|---|
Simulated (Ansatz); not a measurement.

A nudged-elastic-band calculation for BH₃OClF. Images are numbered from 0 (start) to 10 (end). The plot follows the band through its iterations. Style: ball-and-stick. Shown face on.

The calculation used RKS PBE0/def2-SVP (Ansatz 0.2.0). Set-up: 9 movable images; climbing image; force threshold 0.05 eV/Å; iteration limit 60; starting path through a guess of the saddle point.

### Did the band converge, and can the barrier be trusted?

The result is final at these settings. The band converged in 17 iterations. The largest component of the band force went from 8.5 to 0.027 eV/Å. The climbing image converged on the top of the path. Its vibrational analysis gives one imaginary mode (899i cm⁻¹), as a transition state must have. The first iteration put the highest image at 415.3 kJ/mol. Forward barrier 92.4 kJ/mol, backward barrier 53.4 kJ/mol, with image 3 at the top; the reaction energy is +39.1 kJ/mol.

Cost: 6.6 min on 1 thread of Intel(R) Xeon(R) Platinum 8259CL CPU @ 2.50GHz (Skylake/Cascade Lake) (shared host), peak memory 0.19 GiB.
|---|

● Assigned task:
Would you restate, word for word, every line of the listing from its first line through the line with "### Did the"?

● Written solution:
Simulated (Ansatz); not a measurement.

A nudged-elastic-band calculation for BH₃OClF. Images are numbered from 0 (start) to 10 (end). The plot follows the band through its iterations. Style: ball-and-stick. Shown face on.

The calculation used RKS PBE0/def2-SVP (Ansatz 0.2.0). Set-up: 9 movable images; climbing image; force threshold 0.05 eV/Å; iteration limit 60; starting path through a guess of the saddle point.

### Did the band converge, and can the barrier be trusted?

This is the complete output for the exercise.